> [DATASET]:
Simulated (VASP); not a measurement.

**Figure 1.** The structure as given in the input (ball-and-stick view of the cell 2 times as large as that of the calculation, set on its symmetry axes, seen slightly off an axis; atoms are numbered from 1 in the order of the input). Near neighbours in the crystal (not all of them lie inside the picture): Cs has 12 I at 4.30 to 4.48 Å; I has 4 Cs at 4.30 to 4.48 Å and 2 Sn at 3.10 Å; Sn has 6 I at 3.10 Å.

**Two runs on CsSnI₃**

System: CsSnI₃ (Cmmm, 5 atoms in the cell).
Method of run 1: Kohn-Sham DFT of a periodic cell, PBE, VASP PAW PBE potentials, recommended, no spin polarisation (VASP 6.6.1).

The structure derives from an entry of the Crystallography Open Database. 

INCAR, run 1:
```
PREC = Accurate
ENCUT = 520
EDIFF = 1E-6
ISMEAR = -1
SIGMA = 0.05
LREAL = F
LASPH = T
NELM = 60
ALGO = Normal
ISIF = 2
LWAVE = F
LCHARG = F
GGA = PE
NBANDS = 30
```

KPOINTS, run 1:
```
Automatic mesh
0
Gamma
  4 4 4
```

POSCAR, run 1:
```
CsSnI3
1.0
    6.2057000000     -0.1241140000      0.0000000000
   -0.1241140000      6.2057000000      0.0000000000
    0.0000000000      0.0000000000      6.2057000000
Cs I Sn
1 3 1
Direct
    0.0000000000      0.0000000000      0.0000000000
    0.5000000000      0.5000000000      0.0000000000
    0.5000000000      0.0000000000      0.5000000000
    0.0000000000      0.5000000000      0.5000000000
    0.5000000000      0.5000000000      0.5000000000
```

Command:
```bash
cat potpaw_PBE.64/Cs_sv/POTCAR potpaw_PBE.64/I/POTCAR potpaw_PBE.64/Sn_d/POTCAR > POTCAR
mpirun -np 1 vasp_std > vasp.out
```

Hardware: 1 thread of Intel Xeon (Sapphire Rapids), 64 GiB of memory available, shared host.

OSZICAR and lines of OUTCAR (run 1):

> [ASSIGNED TASK]: Output the first line of the entries above and every line after it, exactly as written, ending with the line that contains "Hardware: 1 thread".

> [SOLUTION]:
Simulated (VASP); not a measurement.

**Figure 1.** The structure as given in the input (ball-and-stick view of the cell 2 times as large as that of the calculation, set on its symmetry axes, seen slightly off an axis; atoms are numbered from 1 in the order of the input). Near neighbours in the crystal (not all of them lie inside the picture): Cs has 12 I at 4.30 to 4.48 Å; I has 4 Cs at 4.30 to 4.48 Å and 2 Sn at 3.10 Å; Sn has 6 I at 3.10 Å.

**Two runs on CsSnI₃**

System: CsSnI₃ (Cmmm, 5 atoms in the cell).
Method of run 1: Kohn-Sham DFT of a periodic cell, PBE, VASP PAW PBE potentials, recommended, no spin polarisation (VASP 6.6.1).

The structure derives from an entry of the Crystallography Open Database. 

INCAR, run 1:
```
PREC = Accurate
ENCUT = 520
EDIFF = 1E-6
ISMEAR = -1
SIGMA = 0.05
LREAL = F
LASPH = T
NELM = 60
ALGO = Normal
ISIF = 2
LWAVE = F
LCHARG = F
GGA = PE
NBANDS = 30
```

KPOINTS, run 1:
```
Automatic mesh
0
Gamma
  4 4 4
```

POSCAR, run 1:
```
CsSnI3
1.0
    6.2057000000     -0.1241140000      0.0000000000
   -0.1241140000      6.2057000000      0.0000000000
    0.0000000000      0.0000000000      6.2057000000
Cs I Sn
1 3 1
Direct
    0.0000000000      0.0000000000      0.0000000000
    0.5000000000      0.5000000000      0.0000000000
    0.5000000000      0.0000000000      0.5000000000
    0.0000000000      0.5000000000      0.5000000000
    0.5000000000      0.5000000000      0.5000000000
```

Command:
```bash
cat potpaw_PBE.64/Cs_sv/POTCAR potpaw_PBE.64/I/POTCAR potpaw_PBE.64/Sn_d/POTCAR > POTCAR
mpirun -np 1 vasp_std > vasp.out
```

Hardware: 1 thread of Intel Xeon (Sapphire Rapids), 64 GiB of memory available, shared host.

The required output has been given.